_Work request_: Nothing in the records may be altered, so transcribe them exactly.

===============

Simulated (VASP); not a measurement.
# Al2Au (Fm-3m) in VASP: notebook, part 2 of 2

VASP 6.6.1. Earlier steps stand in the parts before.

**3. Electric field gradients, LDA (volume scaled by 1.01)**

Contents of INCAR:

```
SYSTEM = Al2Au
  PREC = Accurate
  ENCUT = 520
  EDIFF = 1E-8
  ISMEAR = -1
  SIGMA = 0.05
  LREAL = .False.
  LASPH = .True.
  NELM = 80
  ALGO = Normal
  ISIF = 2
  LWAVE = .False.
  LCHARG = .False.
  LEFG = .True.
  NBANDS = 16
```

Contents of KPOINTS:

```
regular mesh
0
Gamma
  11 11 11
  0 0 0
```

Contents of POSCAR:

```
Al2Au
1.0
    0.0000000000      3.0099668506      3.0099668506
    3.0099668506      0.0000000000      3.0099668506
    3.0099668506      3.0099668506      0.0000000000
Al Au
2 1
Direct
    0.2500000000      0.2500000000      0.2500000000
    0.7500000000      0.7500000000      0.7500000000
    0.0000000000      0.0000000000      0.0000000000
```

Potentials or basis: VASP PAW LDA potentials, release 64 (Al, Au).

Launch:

===============

_Exercise output_:
Simulated (VASP); not a measurement.
# Al2Au (Fm-3m) in VASP: notebook, part 2 of 2

VASP 6.6.1. Earlier steps stand in the parts before.

**3. Electric field gradients, LDA (volume scaled by 1.01)**

Contents of INCAR:

```
SYSTEM = Al2Au
  PREC = Accurate
  ENCUT = 520
  EDIFF = 1E-8
  ISMEAR = -1
  SIGMA = 0.05
  LREAL = .False.
  LASPH = .True.
  NELM = 80
  ALGO = Normal
  ISIF = 2
  LWAVE = .False.
  LCHARG = .False.
  LEFG = .True.
  NBANDS = 16
```

Contents of KPOINTS:

```
regular mesh
0
Gamma
  11 11 11
  0 0 0
```

Contents of POSCAR:

```
Al2Au
1.0
    0.0000000000      3.0099668506      3.0099668506
    3.0099668506      0.0000000000      3.0099668506
    3.0099668506      3.0099668506      0.0000000000
Al Au
2 1
Direct
    0.2500000000      0.2500000000      0.2500000000
    0.7500000000      0.7500000000      0.7500000000
    0.0000000000      0.0000000000      0.0000000000
```

Potentials or basis: VASP PAW LDA potentials, release 64 (Al, Au).

Launch:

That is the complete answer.